# # # #
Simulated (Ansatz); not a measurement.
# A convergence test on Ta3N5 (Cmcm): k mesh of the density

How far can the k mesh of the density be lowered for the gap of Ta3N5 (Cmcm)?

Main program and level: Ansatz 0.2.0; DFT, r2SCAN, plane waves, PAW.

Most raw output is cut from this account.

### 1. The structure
# # # #

**Work item**: Give the data again. Keep every line identical.

**Task result**:
Simulated (Ansatz); not a measurement.
# A convergence test on Ta3N5 (Cmcm): k mesh of the density

How far can the k mesh of the density be lowered for the gap of Ta3N5 (Cmcm)?

Main program and level: Ansatz 0.2.0; DFT, r2SCAN, plane waves, PAW.

Most raw output is cut from this account.

### 1. The structure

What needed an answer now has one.